▶ Record extracts
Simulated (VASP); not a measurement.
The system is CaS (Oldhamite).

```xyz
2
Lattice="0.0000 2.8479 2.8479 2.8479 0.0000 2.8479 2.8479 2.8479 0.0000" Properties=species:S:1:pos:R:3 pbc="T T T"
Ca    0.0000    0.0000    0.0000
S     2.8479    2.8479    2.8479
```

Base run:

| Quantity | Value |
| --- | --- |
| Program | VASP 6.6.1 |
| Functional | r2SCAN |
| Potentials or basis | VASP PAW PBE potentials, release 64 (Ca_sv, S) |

▶ Assignment
Please give back all of the data exactly as it appears.

▶ Answer box
Simulated (VASP); not a measurement.
The system is CaS (Oldhamite).

```xyz
2
Lattice="0.0000 2.8479 2.8479 2.8479 0.0000 2.8479 2.8479 2.8479 0.0000" Properties=species:S:1:pos:R:3 pbc="T T T"
Ca    0.0000    0.0000    0.0000
S     2.8479    2.8479    2.8479
```

Base run:

| Quantity | Value |
| --- | --- |
| Program | VASP 6.6.1 |
| Functional | r2SCAN |
| Potentials or basis | VASP PAW PBE potentials, release 64 (Ca_sv, S) |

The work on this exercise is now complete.